### DATA EXCERPTS ###

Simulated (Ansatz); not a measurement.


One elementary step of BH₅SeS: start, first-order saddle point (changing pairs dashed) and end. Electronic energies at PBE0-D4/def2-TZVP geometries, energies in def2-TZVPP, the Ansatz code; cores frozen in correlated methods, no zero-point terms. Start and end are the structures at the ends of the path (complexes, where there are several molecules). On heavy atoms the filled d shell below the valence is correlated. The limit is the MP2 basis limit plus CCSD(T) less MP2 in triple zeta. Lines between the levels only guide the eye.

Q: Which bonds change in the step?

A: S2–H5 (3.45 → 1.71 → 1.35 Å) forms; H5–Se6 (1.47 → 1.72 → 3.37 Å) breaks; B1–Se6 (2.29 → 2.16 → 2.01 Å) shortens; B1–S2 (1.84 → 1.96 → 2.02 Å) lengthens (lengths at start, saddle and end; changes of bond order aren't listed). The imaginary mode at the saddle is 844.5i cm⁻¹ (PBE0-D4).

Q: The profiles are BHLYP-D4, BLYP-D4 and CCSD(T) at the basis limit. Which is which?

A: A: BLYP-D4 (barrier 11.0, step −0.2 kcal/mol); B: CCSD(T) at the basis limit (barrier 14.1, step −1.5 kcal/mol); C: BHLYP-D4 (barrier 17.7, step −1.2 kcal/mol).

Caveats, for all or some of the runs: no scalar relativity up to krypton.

###

> _REQUIREMENT_: Where the listing above has a line with "One elementary step", start there, and output every line exactly through the line with "A: A: BLYP-D4", which is also included.

> _EXPECTED ANSWER_:
One elementary step of BH₅SeS: start, first-order saddle point (changing pairs dashed) and end. Electronic energies at PBE0-D4/def2-TZVP geometries, energies in def2-TZVPP, the Ansatz code; cores frozen in correlated methods, no zero-point terms. Start and end are the structures at the ends of the path (complexes, where there are several molecules). On heavy atoms the filled d shell below the valence is correlated. The limit is the MP2 basis limit plus CCSD(T) less MP2 in triple zeta. Lines between the levels only guide the eye.

Q: Which bonds change in the step?

A: S2–H5 (3.45 → 1.71 → 1.35 Å) forms; H5–Se6 (1.47 → 1.72 → 3.37 Å) breaks; B1–Se6 (2.29 → 2.16 → 2.01 Å) shortens; B1–S2 (1.84 → 1.96 → 2.02 Å) lengthens (lengths at start, saddle and end; changes of bond order aren't listed). The imaginary mode at the saddle is 844.5i cm⁻¹ (PBE0-D4).

Q: The profiles are BHLYP-D4, BLYP-D4 and CCSD(T) at the basis limit. Which is which?

A: A: BLYP-D4 (barrier 11.0, step −0.2 kcal/mol); B: CCSD(T) at the basis limit (barrier 14.1, step −1.5 kcal/mol); C: BHLYP-D4 (barrier 17.7, step −1.2 kcal/mol).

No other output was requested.